Requirement:
Every record that follows must be given again exactly.

BEGIN
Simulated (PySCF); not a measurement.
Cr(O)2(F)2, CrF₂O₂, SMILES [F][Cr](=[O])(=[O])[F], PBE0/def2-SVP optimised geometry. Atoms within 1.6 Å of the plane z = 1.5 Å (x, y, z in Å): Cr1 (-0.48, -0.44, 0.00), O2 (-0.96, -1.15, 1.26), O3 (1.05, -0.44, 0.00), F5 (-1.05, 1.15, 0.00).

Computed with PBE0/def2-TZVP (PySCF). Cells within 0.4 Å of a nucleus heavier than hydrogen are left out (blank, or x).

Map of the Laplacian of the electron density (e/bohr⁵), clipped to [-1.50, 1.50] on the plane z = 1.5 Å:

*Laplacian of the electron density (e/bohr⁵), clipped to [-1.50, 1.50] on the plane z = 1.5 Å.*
END

Written solution:
Simulated (PySCF); not a measurement.
Cr(O)2(F)2, CrF₂O₂, SMILES [F][Cr](=[O])(=[O])[F], PBE0/def2-SVP optimised geometry. Atoms within 1.6 Å of the plane z = 1.5 Å (x, y, z in Å): Cr1 (-0.48, -0.44, 0.00), O2 (-0.96, -1.15, 1.26), O3 (1.05, -0.44, 0.00), F5 (-1.05, 1.15, 0.00).

Computed with PBE0/def2-TZVP (PySCF). Cells within 0.4 Å of a nucleus heavier than hydrogen are left out (blank, or x).

Map of the Laplacian of the electron density (e/bohr⁵), clipped to [-1.50, 1.50] on the plane z = 1.5 Å:

*Laplacian of the electron density (e/bohr⁵), clipped to [-1.50, 1.50] on the plane z = 1.5 Å.*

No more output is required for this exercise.